# TASK ITEM
Output every record exactly, and nothing more.

=== Section Start ===
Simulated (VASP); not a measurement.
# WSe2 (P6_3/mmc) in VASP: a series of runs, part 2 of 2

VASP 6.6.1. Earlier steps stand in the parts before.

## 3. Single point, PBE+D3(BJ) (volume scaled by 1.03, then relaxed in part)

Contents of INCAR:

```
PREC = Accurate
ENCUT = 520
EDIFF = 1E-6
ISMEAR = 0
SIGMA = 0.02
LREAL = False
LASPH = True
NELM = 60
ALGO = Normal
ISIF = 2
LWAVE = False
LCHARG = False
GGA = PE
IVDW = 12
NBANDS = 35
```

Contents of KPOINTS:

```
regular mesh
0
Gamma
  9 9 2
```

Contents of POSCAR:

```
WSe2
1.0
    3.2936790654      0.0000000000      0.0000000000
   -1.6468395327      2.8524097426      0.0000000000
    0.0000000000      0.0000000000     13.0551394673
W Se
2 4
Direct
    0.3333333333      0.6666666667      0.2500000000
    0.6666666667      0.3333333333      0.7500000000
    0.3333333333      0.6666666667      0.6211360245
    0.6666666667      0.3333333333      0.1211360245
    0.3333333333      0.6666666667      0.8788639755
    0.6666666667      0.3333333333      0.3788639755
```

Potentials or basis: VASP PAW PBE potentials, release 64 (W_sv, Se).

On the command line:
=== Section End ===

# TASK ANSWER
Simulated (VASP); not a measurement.
# WSe2 (P6_3/mmc) in VASP: a series of runs, part 2 of 2

VASP 6.6.1. Earlier steps stand in the parts before.

## 3. Single point, PBE+D3(BJ) (volume scaled by 1.03, then relaxed in part)

Contents of INCAR:

```
PREC = Accurate
ENCUT = 520
EDIFF = 1E-6
ISMEAR = 0
SIGMA = 0.02
LREAL = False
LASPH = True
NELM = 60
ALGO = Normal
ISIF = 2
LWAVE = False
LCHARG = False
GGA = PE
IVDW = 12
NBANDS = 35
```

Contents of KPOINTS:

```
regular mesh
0
Gamma
  9 9 2
```

Contents of POSCAR:

```
WSe2
1.0
    3.2936790654      0.0000000000      0.0000000000
   -1.6468395327      2.8524097426      0.0000000000
    0.0000000000      0.0000000000     13.0551394673
W Se
2 4
Direct
    0.3333333333      0.6666666667      0.2500000000
    0.6666666667      0.3333333333      0.7500000000
    0.3333333333      0.6666666667      0.6211360245
    0.6666666667      0.3333333333      0.1211360245
    0.3333333333      0.6666666667      0.8788639755
    0.6666666667      0.3333333333      0.3788639755
```

Potentials or basis: VASP PAW PBE potentials, release 64 (W_sv, Se).

On the command line:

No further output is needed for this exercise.